_Material provided_

···

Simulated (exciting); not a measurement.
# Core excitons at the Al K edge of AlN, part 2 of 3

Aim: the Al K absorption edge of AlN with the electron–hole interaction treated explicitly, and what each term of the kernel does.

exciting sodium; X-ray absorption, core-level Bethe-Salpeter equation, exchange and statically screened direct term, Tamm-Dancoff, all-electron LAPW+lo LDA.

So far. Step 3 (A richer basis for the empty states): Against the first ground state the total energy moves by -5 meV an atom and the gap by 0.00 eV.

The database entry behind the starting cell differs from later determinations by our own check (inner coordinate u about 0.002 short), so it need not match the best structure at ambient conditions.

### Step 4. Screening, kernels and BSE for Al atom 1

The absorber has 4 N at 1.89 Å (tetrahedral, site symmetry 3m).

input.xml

···

_Brief_
Copy, please, exactly the lines that start at the first line of the data and end at the line containing "So far. Step", both kept and no others.

_Answer space_
Simulated (exciting); not a measurement.
# Core excitons at the Al K edge of AlN, part 2 of 3

Aim: the Al K absorption edge of AlN with the electron–hole interaction treated explicitly, and what each term of the kernel does.

exciting sodium; X-ray absorption, core-level Bethe-Salpeter equation, exchange and statically screened direct term, Tamm-Dancoff, all-electron LAPW+lo LDA.

So far. Step 3 (A richer basis for the empty states): Against the first ground state the total energy moves by -5 meV an atom and the gap by 0.00 eV.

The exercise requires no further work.